→ Work item:
Make an exact copy of the listing below.

→ Listed entries:
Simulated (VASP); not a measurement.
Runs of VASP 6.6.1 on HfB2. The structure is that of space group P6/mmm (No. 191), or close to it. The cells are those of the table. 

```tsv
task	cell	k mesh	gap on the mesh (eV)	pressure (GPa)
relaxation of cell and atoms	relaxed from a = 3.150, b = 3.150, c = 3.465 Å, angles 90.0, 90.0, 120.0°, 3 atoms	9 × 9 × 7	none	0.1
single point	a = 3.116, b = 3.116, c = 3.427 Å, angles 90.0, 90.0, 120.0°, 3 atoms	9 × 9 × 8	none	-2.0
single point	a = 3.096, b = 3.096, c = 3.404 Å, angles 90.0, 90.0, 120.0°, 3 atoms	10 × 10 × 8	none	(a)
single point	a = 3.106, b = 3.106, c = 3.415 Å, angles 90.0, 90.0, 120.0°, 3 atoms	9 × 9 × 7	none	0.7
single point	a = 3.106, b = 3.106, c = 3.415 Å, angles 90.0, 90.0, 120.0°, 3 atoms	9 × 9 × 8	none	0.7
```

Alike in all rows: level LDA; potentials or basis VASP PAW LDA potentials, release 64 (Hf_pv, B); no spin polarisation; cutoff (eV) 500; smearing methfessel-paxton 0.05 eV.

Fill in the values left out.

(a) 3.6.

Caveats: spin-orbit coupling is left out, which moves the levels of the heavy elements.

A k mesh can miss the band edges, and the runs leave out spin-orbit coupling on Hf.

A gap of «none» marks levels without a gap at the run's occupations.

→ Result:
Simulated (VASP); not a measurement.
Runs of VASP 6.6.1 on HfB2. The structure is that of space group P6/mmm (No. 191), or close to it. The cells are those of the table. 

```tsv
task	cell	k mesh	gap on the mesh (eV)	pressure (GPa)
relaxation of cell and atoms	relaxed from a = 3.150, b = 3.150, c = 3.465 Å, angles 90.0, 90.0, 120.0°, 3 atoms	9 × 9 × 7	none	0.1
single point	a = 3.116, b = 3.116, c = 3.427 Å, angles 90.0, 90.0, 120.0°, 3 atoms	9 × 9 × 8	none	-2.0
single point	a = 3.096, b = 3.096, c = 3.404 Å, angles 90.0, 90.0, 120.0°, 3 atoms	10 × 10 × 8	none	(a)
single point	a = 3.106, b = 3.106, c = 3.415 Å, angles 90.0, 90.0, 120.0°, 3 atoms	9 × 9 × 7	none	0.7
single point	a = 3.106, b = 3.106, c = 3.415 Å, angles 90.0, 90.0, 120.0°, 3 atoms	9 × 9 × 8	none	0.7
```

Alike in all rows: level LDA; potentials or basis VASP PAW LDA potentials, release 64 (Hf_pv, B); no spin polarisation; cutoff (eV) 500; smearing methfessel-paxton 0.05 eV.

Fill in the values left out.

(a) 3.6.

Caveats: spin-orbit coupling is left out, which moves the levels of the heavy elements.

A k mesh can miss the band edges, and the runs leave out spin-orbit coupling on Hf.

A gap of «none» marks levels without a gap at the run's occupations.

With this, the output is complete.